• **ACTION ITEM**
Find the line with "PySCF, gas phase, ωB97X-D3(BJ)/def2-SVP" in the entries below, then reproduce it and every line after it down to and including the line with "Q: Estimate the", exactly.

=== Begin Enclosure ===
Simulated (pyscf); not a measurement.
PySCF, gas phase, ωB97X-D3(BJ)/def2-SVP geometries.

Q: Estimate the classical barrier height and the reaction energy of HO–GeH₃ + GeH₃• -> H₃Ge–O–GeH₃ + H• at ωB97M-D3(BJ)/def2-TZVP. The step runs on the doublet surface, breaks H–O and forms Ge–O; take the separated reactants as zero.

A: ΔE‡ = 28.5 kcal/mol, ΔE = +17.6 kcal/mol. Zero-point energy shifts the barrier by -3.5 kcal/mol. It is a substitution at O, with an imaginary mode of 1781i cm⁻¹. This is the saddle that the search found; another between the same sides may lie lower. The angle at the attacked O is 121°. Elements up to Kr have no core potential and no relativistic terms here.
=== End Enclosure ===

• **TASK OUTPUT**
PySCF, gas phase, ωB97X-D3(BJ)/def2-SVP geometries.

Q: Estimate the classical barrier height and the reaction energy of HO–GeH₃ + GeH₃• -> H₃Ge–O–GeH₃ + H• at ωB97M-D3(BJ)/def2-TZVP. The step runs on the doublet surface, breaks H–O and forms Ge–O; take the separated reactants as zero.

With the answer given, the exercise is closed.